Using the data below, repeat all of it precisely.

--- EXTRACTED RECORDS Enclosed Below ---

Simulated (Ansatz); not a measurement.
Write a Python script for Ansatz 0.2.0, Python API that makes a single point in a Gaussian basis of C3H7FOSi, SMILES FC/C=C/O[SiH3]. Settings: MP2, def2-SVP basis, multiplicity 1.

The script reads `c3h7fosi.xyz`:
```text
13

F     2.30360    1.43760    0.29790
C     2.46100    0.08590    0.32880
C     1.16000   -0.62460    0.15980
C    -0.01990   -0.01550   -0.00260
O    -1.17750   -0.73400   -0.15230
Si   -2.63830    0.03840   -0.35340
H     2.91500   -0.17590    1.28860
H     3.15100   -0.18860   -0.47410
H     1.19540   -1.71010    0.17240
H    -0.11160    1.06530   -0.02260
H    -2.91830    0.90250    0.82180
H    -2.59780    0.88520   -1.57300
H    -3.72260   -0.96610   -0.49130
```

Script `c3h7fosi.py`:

--- End of Enclosed EXTRACTED RECORDS ---

■ YOUR SOLUTION:
Simulated (Ansatz); not a measurement.
Write a Python script for Ansatz 0.2.0, Python API that makes a single point in a Gaussian basis of C3H7FOSi, SMILES FC/C=C/O[SiH3]. Settings: MP2, def2-SVP basis, multiplicity 1.

The script reads `c3h7fosi.xyz`:
```text
13

F     2.30360    1.43760    0.29790
C     2.46100    0.08590    0.32880
C     1.16000   -0.62460    0.15980
C    -0.01990   -0.01550   -0.00260
O    -1.17750   -0.73400   -0.15230
Si   -2.63830    0.03840   -0.35340
H     2.91500   -0.17590    1.28860
H     3.15100   -0.18860   -0.47410
H     1.19540   -1.71010    0.17240
H    -0.11160    1.06530   -0.02260
H    -2.91830    0.90250    0.82180
H    -2.59780    0.88520   -1.57300
H    -3.72260   -0.96610   -0.49130
```

Script `c3h7fosi.py`:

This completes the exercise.